___ DATASET

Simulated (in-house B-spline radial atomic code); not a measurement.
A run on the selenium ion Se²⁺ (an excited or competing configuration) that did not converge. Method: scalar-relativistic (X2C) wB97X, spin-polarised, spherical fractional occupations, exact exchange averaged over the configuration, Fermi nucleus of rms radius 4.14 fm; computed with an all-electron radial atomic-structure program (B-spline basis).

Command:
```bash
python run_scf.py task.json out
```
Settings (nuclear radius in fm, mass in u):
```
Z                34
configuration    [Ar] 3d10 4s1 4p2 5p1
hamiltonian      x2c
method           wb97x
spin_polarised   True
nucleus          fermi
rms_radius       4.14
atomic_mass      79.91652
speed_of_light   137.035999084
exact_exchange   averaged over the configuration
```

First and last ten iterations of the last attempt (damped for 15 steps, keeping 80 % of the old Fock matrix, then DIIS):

______

* **WORK ITEM**
Write the entries out again exactly.

* **RESULT**
Simulated (in-house B-spline radial atomic code); not a measurement.
A run on the selenium ion Se²⁺ (an excited or competing configuration) that did not converge. Method: scalar-relativistic (X2C) wB97X, spin-polarised, spherical fractional occupations, exact exchange averaged over the configuration, Fermi nucleus of rms radius 4.14 fm; computed with an all-electron radial atomic-structure program (B-spline basis).

Command:
```bash
python run_scf.py task.json out
```
Settings (nuclear radius in fm, mass in u):
```
Z                34
configuration    [Ar] 3d10 4s1 4p2 5p1
hamiltonian      x2c
method           wb97x
spin_polarised   True
nucleus          fermi
rms_radius       4.14
atomic_mass      79.91652
speed_of_light   137.035999084
exact_exchange   averaged over the configuration
```

First and last ten iterations of the last attempt (damped for 15 steps, keeping 80 % of the old Fock matrix, then DIIS):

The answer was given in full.